_Excerpted data_
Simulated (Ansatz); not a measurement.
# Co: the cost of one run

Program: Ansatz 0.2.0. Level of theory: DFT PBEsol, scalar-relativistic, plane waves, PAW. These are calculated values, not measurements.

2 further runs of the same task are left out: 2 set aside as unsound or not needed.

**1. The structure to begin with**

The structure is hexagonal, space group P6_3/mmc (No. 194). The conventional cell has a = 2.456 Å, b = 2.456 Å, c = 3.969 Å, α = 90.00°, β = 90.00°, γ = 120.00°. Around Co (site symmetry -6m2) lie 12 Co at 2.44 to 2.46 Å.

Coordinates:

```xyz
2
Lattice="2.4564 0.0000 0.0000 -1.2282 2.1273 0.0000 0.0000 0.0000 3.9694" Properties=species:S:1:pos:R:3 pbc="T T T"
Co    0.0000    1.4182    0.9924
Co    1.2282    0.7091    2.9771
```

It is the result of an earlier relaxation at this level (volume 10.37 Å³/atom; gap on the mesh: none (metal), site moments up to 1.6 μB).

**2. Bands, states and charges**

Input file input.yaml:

_Task item_
Write all the data out again, word for word.

_Exercise solution_
Simulated (Ansatz); not a measurement.
# Co: the cost of one run

Program: Ansatz 0.2.0. Level of theory: DFT PBEsol, scalar-relativistic, plane waves, PAW. These are calculated values, not measurements.

2 further runs of the same task are left out: 2 set aside as unsound or not needed.

**1. The structure to begin with**

The structure is hexagonal, space group P6_3/mmc (No. 194). The conventional cell has a = 2.456 Å, b = 2.456 Å, c = 3.969 Å, α = 90.00°, β = 90.00°, γ = 120.00°. Around Co (site symmetry -6m2) lie 12 Co at 2.44 to 2.46 Å.

Coordinates:

```xyz
2
Lattice="2.4564 0.0000 0.0000 -1.2282 2.1273 0.0000 0.0000 0.0000 3.9694" Properties=species:S:1:pos:R:3 pbc="T T T"
Co    0.0000    1.4182    0.9924
Co    1.2282    0.7091    2.9771
```

It is the result of an earlier relaxation at this level (volume 10.37 Å³/atom; gap on the mesh: none (metal), site moments up to 1.6 μB).

**2. Bands, states and charges**

Input file input.yaml:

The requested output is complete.